BEGIN

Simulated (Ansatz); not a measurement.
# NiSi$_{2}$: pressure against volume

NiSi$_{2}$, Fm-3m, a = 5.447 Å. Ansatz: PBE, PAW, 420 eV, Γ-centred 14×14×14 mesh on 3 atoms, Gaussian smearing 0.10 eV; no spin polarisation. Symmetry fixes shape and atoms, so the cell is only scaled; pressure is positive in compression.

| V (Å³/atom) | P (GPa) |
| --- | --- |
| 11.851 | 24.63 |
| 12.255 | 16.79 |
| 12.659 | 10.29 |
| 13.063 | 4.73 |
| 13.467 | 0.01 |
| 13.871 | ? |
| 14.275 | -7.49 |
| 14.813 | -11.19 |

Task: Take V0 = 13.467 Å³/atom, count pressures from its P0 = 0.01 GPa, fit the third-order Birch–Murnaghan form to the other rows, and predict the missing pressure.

END

Work instruction ->
From the first line to the last, return the material exactly.

Written response ->
Simulated (Ansatz); not a measurement.
# NiSi$_{2}$: pressure against volume

NiSi$_{2}$, Fm-3m, a = 5.447 Å. Ansatz: PBE, PAW, 420 eV, Γ-centred 14×14×14 mesh on 3 atoms, Gaussian smearing 0.10 eV; no spin polarisation. Symmetry fixes shape and atoms, so the cell is only scaled; pressure is positive in compression.

| V (Å³/atom) | P (GPa) |
| --- | --- |
| 11.851 | 24.63 |
| 12.255 | 16.79 |
| 12.659 | 10.29 |
| 13.063 | 4.73 |
| 13.467 | 0.01 |
| 13.871 | ? |
| 14.275 | -7.49 |
| 14.813 | -11.19 |

Task: Take V0 = 13.467 Å³/atom, count pressures from its P0 = 0.01 GPa, fit the third-order Birch–Murnaghan form to the other rows, and predict the missing pressure.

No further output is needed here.